Only one stretch of the records below is wanted: the lines from the one holding "force (eV/Å) |" through the one holding "2.6 | 0.49 |". Return it exactly, both ends included.

'''

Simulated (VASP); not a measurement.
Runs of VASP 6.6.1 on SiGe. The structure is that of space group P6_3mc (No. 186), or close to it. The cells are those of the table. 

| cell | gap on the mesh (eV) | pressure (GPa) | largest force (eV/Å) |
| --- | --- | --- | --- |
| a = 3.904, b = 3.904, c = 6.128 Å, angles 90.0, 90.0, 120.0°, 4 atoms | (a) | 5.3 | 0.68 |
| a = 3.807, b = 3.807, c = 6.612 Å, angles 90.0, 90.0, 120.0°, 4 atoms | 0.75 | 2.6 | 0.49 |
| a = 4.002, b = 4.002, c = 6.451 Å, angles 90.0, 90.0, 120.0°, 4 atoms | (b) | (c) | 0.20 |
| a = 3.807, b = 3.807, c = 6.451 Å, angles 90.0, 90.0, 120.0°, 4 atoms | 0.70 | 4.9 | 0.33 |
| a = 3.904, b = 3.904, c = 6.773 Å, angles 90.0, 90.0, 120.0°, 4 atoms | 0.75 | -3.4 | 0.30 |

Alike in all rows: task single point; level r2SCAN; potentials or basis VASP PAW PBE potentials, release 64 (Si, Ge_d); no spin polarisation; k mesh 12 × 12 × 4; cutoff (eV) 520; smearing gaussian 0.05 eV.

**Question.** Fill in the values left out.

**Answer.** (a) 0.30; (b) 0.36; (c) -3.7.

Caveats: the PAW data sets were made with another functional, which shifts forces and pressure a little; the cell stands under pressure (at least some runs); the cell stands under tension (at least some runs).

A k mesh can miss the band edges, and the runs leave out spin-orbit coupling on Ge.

'''

### Problem solution:
| cell | gap on the mesh (eV) | pressure (GPa) | largest force (eV/Å) |
| --- | --- | --- | --- |
| a = 3.904, b = 3.904, c = 6.128 Å, angles 90.0, 90.0, 120.0°, 4 atoms | (a) | 5.3 | 0.68 |
| a = 3.807, b = 3.807, c = 6.612 Å, angles 90.0, 90.0, 120.0°, 4 atoms | 0.75 | 2.6 | 0.49 |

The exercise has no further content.